**Required action**: Nothing in the records should differ when they are repeated. Restate them word for word.

BEGIN Extracted material

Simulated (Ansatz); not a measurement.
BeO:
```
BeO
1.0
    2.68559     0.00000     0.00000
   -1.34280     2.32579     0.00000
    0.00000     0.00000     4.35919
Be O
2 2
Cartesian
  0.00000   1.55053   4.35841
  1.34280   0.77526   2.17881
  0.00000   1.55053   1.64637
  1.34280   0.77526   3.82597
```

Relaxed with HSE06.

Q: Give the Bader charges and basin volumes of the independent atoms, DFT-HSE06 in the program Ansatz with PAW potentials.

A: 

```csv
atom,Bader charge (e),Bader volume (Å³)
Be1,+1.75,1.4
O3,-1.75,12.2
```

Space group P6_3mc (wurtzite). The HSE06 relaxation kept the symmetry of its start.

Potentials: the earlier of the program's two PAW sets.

END Extracted material

**Task solution**:
Simulated (Ansatz); not a measurement.
BeO:
```
BeO
1.0
    2.68559     0.00000     0.00000
   -1.34280     2.32579     0.00000
    0.00000     0.00000     4.35919
Be O
2 2
Cartesian
  0.00000   1.55053   4.35841
  1.34280   0.77526   2.17881
  0.00000   1.55053   1.64637
  1.34280   0.77526   3.82597
```

Relaxed with HSE06.

Q: Give the Bader charges and basin volumes of the independent atoms, DFT-HSE06 in the program Ansatz with PAW potentials.

A: 

```csv
atom,Bader charge (e),Bader volume (Å³)
Be1,+1.75,1.4
O3,-1.75,12.2
```

Space group P6_3mc (wurtzite). The HSE06 relaxation kept the symmetry of its start.

Potentials: the earlier of the program's two PAW sets.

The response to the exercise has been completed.